-- Opening Marker --

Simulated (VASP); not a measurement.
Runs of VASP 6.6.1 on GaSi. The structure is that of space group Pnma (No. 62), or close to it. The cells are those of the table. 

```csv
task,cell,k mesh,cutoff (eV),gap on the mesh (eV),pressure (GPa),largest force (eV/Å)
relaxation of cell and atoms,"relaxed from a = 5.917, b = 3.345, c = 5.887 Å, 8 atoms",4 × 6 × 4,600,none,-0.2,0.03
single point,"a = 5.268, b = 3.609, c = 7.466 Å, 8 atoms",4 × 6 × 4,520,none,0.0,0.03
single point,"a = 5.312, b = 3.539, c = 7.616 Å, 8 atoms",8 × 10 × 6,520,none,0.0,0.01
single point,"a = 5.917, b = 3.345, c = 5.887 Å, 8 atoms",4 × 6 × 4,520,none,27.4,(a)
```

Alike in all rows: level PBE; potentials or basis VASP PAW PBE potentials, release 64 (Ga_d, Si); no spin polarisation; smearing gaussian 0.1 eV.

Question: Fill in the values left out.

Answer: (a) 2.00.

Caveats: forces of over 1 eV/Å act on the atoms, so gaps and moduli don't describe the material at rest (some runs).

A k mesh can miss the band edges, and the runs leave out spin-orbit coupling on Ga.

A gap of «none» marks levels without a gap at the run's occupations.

-- Closing Marker --

Activity: The answer must consist solely of the lines from the first line of the data to the line holding "Caveats: forces of", each given again exactly.

Answer area:
Simulated (VASP); not a measurement.
Runs of VASP 6.6.1 on GaSi. The structure is that of space group Pnma (No. 62), or close to it. The cells are those of the table. 

```csv
task,cell,k mesh,cutoff (eV),gap on the mesh (eV),pressure (GPa),largest force (eV/Å)
relaxation of cell and atoms,"relaxed from a = 5.917, b = 3.345, c = 5.887 Å, 8 atoms",4 × 6 × 4,600,none,-0.2,0.03
single point,"a = 5.268, b = 3.609, c = 7.466 Å, 8 atoms",4 × 6 × 4,520,none,0.0,0.03
single point,"a = 5.312, b = 3.539, c = 7.616 Å, 8 atoms",8 × 10 × 6,520,none,0.0,0.01
single point,"a = 5.917, b = 3.345, c = 5.887 Å, 8 atoms",4 × 6 × 4,520,none,27.4,(a)
```

Alike in all rows: level PBE; potentials or basis VASP PAW PBE potentials, release 64 (Ga_d, Si); no spin polarisation; smearing gaussian 0.1 eV.

Question: Fill in the values left out.

Answer: (a) 2.00.

Caveats: forces of over 1 eV/Å act on the atoms, so gaps and moduli don't describe the material at rest (some runs).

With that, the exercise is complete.